[Start of section]
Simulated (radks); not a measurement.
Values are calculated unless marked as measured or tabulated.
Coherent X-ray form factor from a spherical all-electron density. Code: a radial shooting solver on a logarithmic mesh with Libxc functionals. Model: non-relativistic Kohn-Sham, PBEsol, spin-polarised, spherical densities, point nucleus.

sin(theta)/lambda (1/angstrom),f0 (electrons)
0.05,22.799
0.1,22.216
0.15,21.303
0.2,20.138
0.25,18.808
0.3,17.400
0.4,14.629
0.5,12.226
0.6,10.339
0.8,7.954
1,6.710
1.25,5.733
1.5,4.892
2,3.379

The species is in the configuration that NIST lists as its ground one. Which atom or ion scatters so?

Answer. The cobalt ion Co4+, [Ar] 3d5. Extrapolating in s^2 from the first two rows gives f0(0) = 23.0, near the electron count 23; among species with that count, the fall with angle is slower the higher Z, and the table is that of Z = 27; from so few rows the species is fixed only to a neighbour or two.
[End of section]

» Work instruction: The exact lines of the material above starting at the one that contains "0.05,22.799" and ending at the one that contains "The species is in" are what to retype; leave out everything else.

» Task result:
0.05,22.799
0.1,22.216
0.15,21.303
0.2,20.138
0.25,18.808
0.3,17.400
0.4,14.629
0.5,12.226
0.6,10.339
0.8,7.954
1,6.710
1.25,5.733
1.5,4.892
2,3.379

The species is in the configuration that NIST lists as its ground one. Which atom or ion scatters so?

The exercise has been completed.